▸ TASK ITEM
Counting the line with "It took 110" as the last one, copy out the lines of the data exactly from the first onward.

==*==

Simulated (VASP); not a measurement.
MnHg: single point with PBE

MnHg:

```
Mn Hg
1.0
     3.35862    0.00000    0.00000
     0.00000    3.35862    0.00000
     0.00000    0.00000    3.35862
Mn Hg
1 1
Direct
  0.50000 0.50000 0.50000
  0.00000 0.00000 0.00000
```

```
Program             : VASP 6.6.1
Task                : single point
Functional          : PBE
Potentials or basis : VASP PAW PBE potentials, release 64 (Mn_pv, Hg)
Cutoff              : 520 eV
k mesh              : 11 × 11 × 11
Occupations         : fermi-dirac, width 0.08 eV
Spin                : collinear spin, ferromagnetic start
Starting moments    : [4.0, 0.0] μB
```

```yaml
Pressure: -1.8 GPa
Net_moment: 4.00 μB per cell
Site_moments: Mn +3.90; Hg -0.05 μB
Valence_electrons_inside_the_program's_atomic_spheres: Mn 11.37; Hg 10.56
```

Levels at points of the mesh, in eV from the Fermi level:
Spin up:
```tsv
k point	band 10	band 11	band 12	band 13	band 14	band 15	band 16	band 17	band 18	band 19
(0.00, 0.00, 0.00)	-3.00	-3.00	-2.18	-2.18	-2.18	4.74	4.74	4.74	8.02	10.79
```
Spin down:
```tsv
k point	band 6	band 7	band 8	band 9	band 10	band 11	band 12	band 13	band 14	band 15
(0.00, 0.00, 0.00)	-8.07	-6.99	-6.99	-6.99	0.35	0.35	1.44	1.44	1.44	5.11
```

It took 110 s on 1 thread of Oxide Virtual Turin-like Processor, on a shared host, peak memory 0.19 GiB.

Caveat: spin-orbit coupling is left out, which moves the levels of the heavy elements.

==*==

▸ TASK RESULT
Simulated (VASP); not a measurement.
MnHg: single point with PBE

MnHg:

```
Mn Hg
1.0
     3.35862    0.00000    0.00000
     0.00000    3.35862    0.00000
     0.00000    0.00000    3.35862
Mn Hg
1 1
Direct
  0.50000 0.50000 0.50000
  0.00000 0.00000 0.00000
```

```
Program             : VASP 6.6.1
Task                : single point
Functional          : PBE
Potentials or basis : VASP PAW PBE potentials, release 64 (Mn_pv, Hg)
Cutoff              : 520 eV
k mesh              : 11 × 11 × 11
Occupations         : fermi-dirac, width 0.08 eV
Spin                : collinear spin, ferromagnetic start
Starting moments    : [4.0, 0.0] μB
```

```yaml
Pressure: -1.8 GPa
Net_moment: 4.00 μB per cell
Site_moments: Mn +3.90; Hg -0.05 μB
Valence_electrons_inside_the_program's_atomic_spheres: Mn 11.37; Hg 10.56
```

Levels at points of the mesh, in eV from the Fermi level:
Spin up:
```tsv
k point	band 10	band 11	band 12	band 13	band 14	band 15	band 16	band 17	band 18	band 19
(0.00, 0.00, 0.00)	-3.00	-3.00	-2.18	-2.18	-2.18	4.74	4.74	4.74	8.02	10.79
```
Spin down:
```tsv
k point	band 6	band 7	band 8	band 9	band 10	band 11	band 12	band 13	band 14	band 15
(0.00, 0.00, 0.00)	-8.07	-6.99	-6.99	-6.99	0.35	0.35	1.44	1.44	1.44	5.11
```

It took 110 s on 1 thread of Oxide Virtual Turin-like Processor, on a shared host, peak memory 0.19 GiB.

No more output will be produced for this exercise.